Data shown below:

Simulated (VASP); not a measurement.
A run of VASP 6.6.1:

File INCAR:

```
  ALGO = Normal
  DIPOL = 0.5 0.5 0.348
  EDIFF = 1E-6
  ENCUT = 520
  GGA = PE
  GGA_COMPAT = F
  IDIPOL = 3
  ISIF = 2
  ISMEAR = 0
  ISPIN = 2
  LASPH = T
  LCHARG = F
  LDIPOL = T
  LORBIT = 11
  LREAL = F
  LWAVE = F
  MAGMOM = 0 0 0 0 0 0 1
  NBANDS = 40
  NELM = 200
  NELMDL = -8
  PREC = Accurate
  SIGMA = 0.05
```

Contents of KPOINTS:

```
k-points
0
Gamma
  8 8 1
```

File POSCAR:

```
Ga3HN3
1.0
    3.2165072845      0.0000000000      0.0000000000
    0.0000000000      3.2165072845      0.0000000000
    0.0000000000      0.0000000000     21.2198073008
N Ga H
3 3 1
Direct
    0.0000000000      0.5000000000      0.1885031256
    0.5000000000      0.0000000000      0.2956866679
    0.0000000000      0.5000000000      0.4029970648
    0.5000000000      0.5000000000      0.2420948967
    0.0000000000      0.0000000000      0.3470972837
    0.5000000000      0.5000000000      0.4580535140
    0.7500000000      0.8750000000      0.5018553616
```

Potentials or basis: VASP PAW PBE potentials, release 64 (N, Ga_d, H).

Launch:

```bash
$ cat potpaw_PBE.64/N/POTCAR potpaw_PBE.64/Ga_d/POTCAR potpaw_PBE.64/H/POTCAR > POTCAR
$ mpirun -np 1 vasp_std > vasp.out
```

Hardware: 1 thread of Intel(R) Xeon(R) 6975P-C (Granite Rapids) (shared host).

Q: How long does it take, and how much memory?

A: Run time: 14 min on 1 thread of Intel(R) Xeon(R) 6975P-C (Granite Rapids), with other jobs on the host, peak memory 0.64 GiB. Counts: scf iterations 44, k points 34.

End of Data shown.

Work task -
Copy nothing beyond the line containing "Q: How long". Transcribe exactly from the first line of the entries down to that line, inclusive.

Expected answer -
Simulated (VASP); not a measurement.
A run of VASP 6.6.1:

File INCAR:

```
  ALGO = Normal
  DIPOL = 0.5 0.5 0.348
  EDIFF = 1E-6
  ENCUT = 520
  GGA = PE
  GGA_COMPAT = F
  IDIPOL = 3
  ISIF = 2
  ISMEAR = 0
  ISPIN = 2
  LASPH = T
  LCHARG = F
  LDIPOL = T
  LORBIT = 11
  LREAL = F
  LWAVE = F
  MAGMOM = 0 0 0 0 0 0 1
  NBANDS = 40
  NELM = 200
  NELMDL = -8
  PREC = Accurate
  SIGMA = 0.05
```

Contents of KPOINTS:

```
k-points
0
Gamma
  8 8 1
```

File POSCAR:

```
Ga3HN3
1.0
    3.2165072845      0.0000000000      0.0000000000
    0.0000000000      3.2165072845      0.0000000000
    0.0000000000      0.0000000000     21.2198073008
N Ga H
3 3 1
Direct
    0.0000000000      0.5000000000      0.1885031256
    0.5000000000      0.0000000000      0.2956866679
    0.0000000000      0.5000000000      0.4029970648
    0.5000000000      0.5000000000      0.2420948967
    0.0000000000      0.0000000000      0.3470972837
    0.5000000000      0.5000000000      0.4580535140
    0.7500000000      0.8750000000      0.5018553616
```

Potentials or basis: VASP PAW PBE potentials, release 64 (N, Ga_d, H).

Launch:

```bash
$ cat potpaw_PBE.64/N/POTCAR potpaw_PBE.64/Ga_d/POTCAR potpaw_PBE.64/H/POTCAR > POTCAR
$ mpirun -np 1 vasp_std > vasp.out
```

Hardware: 1 thread of Intel(R) Xeon(R) 6975P-C (Granite Rapids) (shared host).

Q: How long does it take, and how much memory?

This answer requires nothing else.